▶ [Provided records]:
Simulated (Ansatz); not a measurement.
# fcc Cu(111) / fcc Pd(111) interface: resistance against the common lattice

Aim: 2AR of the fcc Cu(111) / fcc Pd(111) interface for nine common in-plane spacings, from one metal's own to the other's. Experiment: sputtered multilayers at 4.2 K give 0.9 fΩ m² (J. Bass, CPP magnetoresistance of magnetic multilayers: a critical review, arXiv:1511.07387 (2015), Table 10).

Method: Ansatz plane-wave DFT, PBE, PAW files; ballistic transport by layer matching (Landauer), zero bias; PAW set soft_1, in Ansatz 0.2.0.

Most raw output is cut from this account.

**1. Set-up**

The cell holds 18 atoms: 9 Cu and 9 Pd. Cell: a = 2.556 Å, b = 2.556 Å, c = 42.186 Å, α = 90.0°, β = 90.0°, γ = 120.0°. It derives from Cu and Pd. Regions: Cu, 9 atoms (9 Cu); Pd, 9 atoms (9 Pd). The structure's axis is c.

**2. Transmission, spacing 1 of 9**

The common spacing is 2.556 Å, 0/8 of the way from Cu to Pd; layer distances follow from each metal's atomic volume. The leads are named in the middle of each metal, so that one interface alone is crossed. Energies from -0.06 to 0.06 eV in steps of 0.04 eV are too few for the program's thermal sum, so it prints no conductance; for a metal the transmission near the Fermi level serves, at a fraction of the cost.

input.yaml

▶ [Assignment]: Each record must be printed again, word for word, with nothing dropped.

▶ [Exercise response]:
Simulated (Ansatz); not a measurement.
# fcc Cu(111) / fcc Pd(111) interface: resistance against the common lattice

Aim: 2AR of the fcc Cu(111) / fcc Pd(111) interface for nine common in-plane spacings, from one metal's own to the other's. Experiment: sputtered multilayers at 4.2 K give 0.9 fΩ m² (J. Bass, CPP magnetoresistance of magnetic multilayers: a critical review, arXiv:1511.07387 (2015), Table 10).

Method: Ansatz plane-wave DFT, PBE, PAW files; ballistic transport by layer matching (Landauer), zero bias; PAW set soft_1, in Ansatz 0.2.0.

Most raw output is cut from this account.

**1. Set-up**

The cell holds 18 atoms: 9 Cu and 9 Pd. Cell: a = 2.556 Å, b = 2.556 Å, c = 42.186 Å, α = 90.0°, β = 90.0°, γ = 120.0°. It derives from Cu and Pd. Regions: Cu, 9 atoms (9 Cu); Pd, 9 atoms (9 Pd). The structure's axis is c.

**2. Transmission, spacing 1 of 9**

The common spacing is 2.556 Å, 0/8 of the way from Cu to Pd; layer distances follow from each metal's atomic volume. The leads are named in the middle of each metal, so that one interface alone is crossed. Energies from -0.06 to 0.06 eV in steps of 0.04 eV are too few for the program's thermal sum, so it prints no conductance; for a metal the transmission near the Fermi level serves, at a fraction of the cost.

input.yaml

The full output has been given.